Please repeat each of the records that follow, exactly as written.

BEGIN
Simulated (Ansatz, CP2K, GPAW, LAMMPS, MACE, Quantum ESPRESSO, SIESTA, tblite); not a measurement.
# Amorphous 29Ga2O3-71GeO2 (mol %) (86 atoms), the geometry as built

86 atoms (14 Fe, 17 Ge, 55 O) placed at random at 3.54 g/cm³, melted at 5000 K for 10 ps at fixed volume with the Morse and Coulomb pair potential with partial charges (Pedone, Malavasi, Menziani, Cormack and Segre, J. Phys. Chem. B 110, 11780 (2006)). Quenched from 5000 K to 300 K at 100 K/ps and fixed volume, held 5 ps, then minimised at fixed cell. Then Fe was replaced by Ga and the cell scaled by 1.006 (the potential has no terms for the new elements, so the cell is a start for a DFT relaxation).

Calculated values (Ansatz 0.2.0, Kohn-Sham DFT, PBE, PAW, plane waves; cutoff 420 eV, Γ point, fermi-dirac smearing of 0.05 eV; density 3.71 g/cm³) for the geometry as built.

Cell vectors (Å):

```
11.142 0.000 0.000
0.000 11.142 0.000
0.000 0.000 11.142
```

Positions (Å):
END

== ANSWER BOX ==
Simulated (Ansatz, CP2K, GPAW, LAMMPS, MACE, Quantum ESPRESSO, SIESTA, tblite); not a measurement.
# Amorphous 29Ga2O3-71GeO2 (mol %) (86 atoms), the geometry as built

86 atoms (14 Fe, 17 Ge, 55 O) placed at random at 3.54 g/cm³, melted at 5000 K for 10 ps at fixed volume with the Morse and Coulomb pair potential with partial charges (Pedone, Malavasi, Menziani, Cormack and Segre, J. Phys. Chem. B 110, 11780 (2006)). Quenched from 5000 K to 300 K at 100 K/ps and fixed volume, held 5 ps, then minimised at fixed cell. Then Fe was replaced by Ga and the cell scaled by 1.006 (the potential has no terms for the new elements, so the cell is a start for a DFT relaxation).

Calculated values (Ansatz 0.2.0, Kohn-Sham DFT, PBE, PAW, plane waves; cutoff 420 eV, Γ point, fermi-dirac smearing of 0.05 eV; density 3.71 g/cm³) for the geometry as built.

Cell vectors (Å):

```
11.142 0.000 0.000
0.000 11.142 0.000
0.000 0.000 11.142
```

Positions (Å):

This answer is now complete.